Segment Start: Provided material

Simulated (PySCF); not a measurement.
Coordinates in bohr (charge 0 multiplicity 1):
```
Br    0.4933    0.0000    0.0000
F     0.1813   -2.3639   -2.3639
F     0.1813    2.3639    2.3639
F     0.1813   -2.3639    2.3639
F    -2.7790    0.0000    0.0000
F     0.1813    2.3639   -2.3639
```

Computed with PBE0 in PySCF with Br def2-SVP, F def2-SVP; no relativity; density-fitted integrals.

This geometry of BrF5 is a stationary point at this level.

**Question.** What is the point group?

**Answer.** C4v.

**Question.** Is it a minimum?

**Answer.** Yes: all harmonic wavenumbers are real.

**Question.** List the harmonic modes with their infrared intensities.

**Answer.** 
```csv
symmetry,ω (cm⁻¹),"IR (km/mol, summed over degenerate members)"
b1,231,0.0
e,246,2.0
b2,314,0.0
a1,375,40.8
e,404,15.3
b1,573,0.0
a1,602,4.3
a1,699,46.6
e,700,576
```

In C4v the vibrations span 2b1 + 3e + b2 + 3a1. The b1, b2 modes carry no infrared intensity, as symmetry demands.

Segment End: Provided material

● **Action item**
A word-for-word copy of the entries, from the first line through the line containing "Computed with PBE0", is the whole answer.

● **Response box**
Simulated (PySCF); not a measurement.
Coordinates in bohr (charge 0 multiplicity 1):
```
Br    0.4933    0.0000    0.0000
F     0.1813   -2.3639   -2.3639
F     0.1813    2.3639    2.3639
F     0.1813   -2.3639    2.3639
F    -2.7790    0.0000    0.0000
F     0.1813    2.3639   -2.3639
```

Computed with PBE0 in PySCF with Br def2-SVP, F def2-SVP; no relativity; density-fitted integrals.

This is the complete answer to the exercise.